####

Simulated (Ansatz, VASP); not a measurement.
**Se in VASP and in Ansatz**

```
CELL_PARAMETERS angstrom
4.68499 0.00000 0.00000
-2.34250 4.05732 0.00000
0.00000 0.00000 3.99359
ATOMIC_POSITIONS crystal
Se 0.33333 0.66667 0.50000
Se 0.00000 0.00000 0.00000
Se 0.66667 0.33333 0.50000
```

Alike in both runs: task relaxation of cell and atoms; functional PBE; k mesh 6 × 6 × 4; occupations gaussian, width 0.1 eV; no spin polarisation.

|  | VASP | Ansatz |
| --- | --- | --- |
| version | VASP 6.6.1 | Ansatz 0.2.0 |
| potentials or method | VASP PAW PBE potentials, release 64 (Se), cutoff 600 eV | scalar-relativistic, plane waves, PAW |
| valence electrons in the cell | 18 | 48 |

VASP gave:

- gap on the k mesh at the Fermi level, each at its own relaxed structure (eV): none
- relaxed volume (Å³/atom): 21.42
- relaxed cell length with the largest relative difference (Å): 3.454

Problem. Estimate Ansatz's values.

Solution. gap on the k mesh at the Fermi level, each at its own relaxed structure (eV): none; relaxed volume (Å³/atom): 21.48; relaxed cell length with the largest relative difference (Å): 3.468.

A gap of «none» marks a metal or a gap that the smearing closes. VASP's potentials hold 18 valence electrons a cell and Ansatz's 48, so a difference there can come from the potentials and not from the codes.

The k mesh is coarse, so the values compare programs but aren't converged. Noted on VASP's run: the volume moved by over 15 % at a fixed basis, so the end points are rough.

####

# Assignment
Give the lines of the material above again, exactly, from its first line through the line that contains "Solution. gap on" and no further.

# Exercise output
Simulated (Ansatz, VASP); not a measurement.
**Se in VASP and in Ansatz**

```
CELL_PARAMETERS angstrom
4.68499 0.00000 0.00000
-2.34250 4.05732 0.00000
0.00000 0.00000 3.99359
ATOMIC_POSITIONS crystal
Se 0.33333 0.66667 0.50000
Se 0.00000 0.00000 0.00000
Se 0.66667 0.33333 0.50000
```

Alike in both runs: task relaxation of cell and atoms; functional PBE; k mesh 6 × 6 × 4; occupations gaussian, width 0.1 eV; no spin polarisation.

|  | VASP | Ansatz |
| --- | --- | --- |
| version | VASP 6.6.1 | Ansatz 0.2.0 |
| potentials or method | VASP PAW PBE potentials, release 64 (Se), cutoff 600 eV | scalar-relativistic, plane waves, PAW |
| valence electrons in the cell | 18 | 48 |

VASP gave:

- gap on the k mesh at the Fermi level, each at its own relaxed structure (eV): none
- relaxed volume (Å³/atom): 21.42
- relaxed cell length with the largest relative difference (Å): 3.454

Problem. Estimate Ansatz's values.

Solution. gap on the k mesh at the Fermi level, each at its own relaxed structure (eV): none; relaxed volume (Å³/atom): 21.48; relaxed cell length with the largest relative difference (Å): 3.468.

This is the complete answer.